| Task item |
Each entry here is to be restated word for word.

| Data extract |
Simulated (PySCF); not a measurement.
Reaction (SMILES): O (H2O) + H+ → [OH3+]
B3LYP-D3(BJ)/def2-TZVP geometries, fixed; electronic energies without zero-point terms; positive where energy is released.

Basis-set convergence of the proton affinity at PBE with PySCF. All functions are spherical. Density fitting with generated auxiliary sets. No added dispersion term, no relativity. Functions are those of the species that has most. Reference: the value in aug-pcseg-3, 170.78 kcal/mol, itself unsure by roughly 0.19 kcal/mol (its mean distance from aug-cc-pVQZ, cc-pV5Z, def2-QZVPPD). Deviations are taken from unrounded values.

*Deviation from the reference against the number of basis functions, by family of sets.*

| Answer space |
Simulated (PySCF); not a measurement.
Reaction (SMILES): O (H2O) + H+ → [OH3+]
B3LYP-D3(BJ)/def2-TZVP geometries, fixed; electronic energies without zero-point terms; positive where energy is released.

Basis-set convergence of the proton affinity at PBE with PySCF. All functions are spherical. Density fitting with generated auxiliary sets. No added dispersion term, no relativity. Functions are those of the species that has most. Reference: the value in aug-pcseg-3, 170.78 kcal/mol, itself unsure by roughly 0.19 kcal/mol (its mean distance from aug-cc-pVQZ, cc-pV5Z, def2-QZVPPD). Deviations are taken from unrounded values.

*Deviation from the reference against the number of basis functions, by family of sets.*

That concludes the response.